Produce a verbatim transcription of all records.

****************

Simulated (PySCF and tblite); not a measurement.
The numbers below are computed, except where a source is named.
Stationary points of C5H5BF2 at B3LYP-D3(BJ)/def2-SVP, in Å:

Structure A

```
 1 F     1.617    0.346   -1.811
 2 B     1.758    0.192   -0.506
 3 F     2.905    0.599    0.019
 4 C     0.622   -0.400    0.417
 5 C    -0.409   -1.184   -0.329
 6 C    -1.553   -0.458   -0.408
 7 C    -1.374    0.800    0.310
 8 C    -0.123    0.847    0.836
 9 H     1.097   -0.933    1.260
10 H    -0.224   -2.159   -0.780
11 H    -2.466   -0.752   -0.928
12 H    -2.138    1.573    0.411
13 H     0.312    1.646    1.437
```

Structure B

****************

*Answer box*
Simulated (PySCF and tblite); not a measurement.
The numbers below are computed, except where a source is named.
Stationary points of C5H5BF2 at B3LYP-D3(BJ)/def2-SVP, in Å:

Structure A

```
 1 F     1.617    0.346   -1.811
 2 B     1.758    0.192   -0.506
 3 F     2.905    0.599    0.019
 4 C     0.622   -0.400    0.417
 5 C    -0.409   -1.184   -0.329
 6 C    -1.553   -0.458   -0.408
 7 C    -1.374    0.800    0.310
 8 C    -0.123    0.847    0.836
 9 H     1.097   -0.933    1.260
10 H    -0.224   -2.159   -0.780
11 H    -2.466   -0.752   -0.928
12 H    -2.138    1.573    0.411
13 H     0.312    1.646    1.437
```

Structure B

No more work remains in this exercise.